Assignment: In the listing below, repeat exactly every line from the first through the line containing "Linear-response calculations in", with nothing else.

Records shown:
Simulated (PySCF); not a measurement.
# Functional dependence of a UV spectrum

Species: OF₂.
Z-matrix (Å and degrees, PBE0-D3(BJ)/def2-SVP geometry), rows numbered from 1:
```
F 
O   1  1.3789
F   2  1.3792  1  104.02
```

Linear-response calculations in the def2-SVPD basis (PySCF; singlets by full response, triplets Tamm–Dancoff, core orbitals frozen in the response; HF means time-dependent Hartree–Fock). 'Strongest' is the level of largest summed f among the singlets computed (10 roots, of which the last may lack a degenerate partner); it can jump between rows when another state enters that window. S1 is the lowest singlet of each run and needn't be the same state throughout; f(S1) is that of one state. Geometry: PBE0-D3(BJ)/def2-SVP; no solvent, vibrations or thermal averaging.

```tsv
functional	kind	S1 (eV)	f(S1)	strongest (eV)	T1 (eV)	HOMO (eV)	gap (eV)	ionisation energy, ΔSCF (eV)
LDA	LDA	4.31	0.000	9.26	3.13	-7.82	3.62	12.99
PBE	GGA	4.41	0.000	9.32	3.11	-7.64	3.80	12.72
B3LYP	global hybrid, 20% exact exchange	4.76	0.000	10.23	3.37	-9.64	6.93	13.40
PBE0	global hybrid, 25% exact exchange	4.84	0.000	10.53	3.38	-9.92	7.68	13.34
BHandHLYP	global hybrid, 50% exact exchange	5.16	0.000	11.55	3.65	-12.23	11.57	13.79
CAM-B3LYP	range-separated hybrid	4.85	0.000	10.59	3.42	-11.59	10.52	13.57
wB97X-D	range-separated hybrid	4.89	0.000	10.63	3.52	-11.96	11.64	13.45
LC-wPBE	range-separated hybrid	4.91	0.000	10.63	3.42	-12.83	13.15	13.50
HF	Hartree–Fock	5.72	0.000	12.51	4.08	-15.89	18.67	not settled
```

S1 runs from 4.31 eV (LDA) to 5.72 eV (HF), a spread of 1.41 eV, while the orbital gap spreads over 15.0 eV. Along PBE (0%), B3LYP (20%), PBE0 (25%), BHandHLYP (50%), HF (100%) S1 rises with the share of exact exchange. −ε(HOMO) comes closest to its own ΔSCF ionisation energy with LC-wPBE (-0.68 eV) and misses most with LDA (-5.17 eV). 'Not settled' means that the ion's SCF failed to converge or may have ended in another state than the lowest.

Exercise result:
Simulated (PySCF); not a measurement.
# Functional dependence of a UV spectrum

Species: OF₂.
Z-matrix (Å and degrees, PBE0-D3(BJ)/def2-SVP geometry), rows numbered from 1:
```
F 
O   1  1.3789
F   2  1.3792  1  104.02
```

Linear-response calculations in the def2-SVPD basis (PySCF; singlets by full response, triplets Tamm–Dancoff, core orbitals frozen in the response; HF means time-dependent Hartree–Fock). 'Strongest' is the level of largest summed f among the singlets computed (10 roots, of which the last may lack a degenerate partner); it can jump between rows when another state enters that window. S1 is the lowest singlet of each run and needn't be the same state throughout; f(S1) is that of one state. Geometry: PBE0-D3(BJ)/def2-SVP; no solvent, vibrations or thermal averaging.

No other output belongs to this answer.